★ ★ ★
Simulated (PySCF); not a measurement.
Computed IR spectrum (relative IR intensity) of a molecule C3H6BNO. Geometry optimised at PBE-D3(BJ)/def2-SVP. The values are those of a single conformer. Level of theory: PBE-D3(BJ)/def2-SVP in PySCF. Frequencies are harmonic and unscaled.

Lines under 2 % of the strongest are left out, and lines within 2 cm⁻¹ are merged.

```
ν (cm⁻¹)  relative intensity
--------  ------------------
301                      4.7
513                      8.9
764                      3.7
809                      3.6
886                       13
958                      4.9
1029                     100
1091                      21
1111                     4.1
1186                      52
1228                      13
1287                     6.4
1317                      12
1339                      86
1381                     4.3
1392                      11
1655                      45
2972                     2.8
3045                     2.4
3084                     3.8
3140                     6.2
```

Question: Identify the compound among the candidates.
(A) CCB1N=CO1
★ ★ ★

== REQUIREMENT ==
Please output the records once more, exactly as they were written.

== PROBLEM SOLUTION ==
Simulated (PySCF); not a measurement.
Computed IR spectrum (relative IR intensity) of a molecule C3H6BNO. Geometry optimised at PBE-D3(BJ)/def2-SVP. The values are those of a single conformer. Level of theory: PBE-D3(BJ)/def2-SVP in PySCF. Frequencies are harmonic and unscaled.

Lines under 2 % of the strongest are left out, and lines within 2 cm⁻¹ are merged.

```
ν (cm⁻¹)  relative intensity
--------  ------------------
301                      4.7
513                      8.9
764                      3.7
809                      3.6
886                       13
958                      4.9
1029                     100
1091                      21
1111                     4.1
1186                      52
1228                      13
1287                     6.4
1317                      12
1339                      86
1381                     4.3
1392                      11
1655                      45
2972                     2.8
3045                     2.4
3084                     3.8
3140                     6.2
```

Question: Identify the compound among the candidates.
(A) CCB1N=CO1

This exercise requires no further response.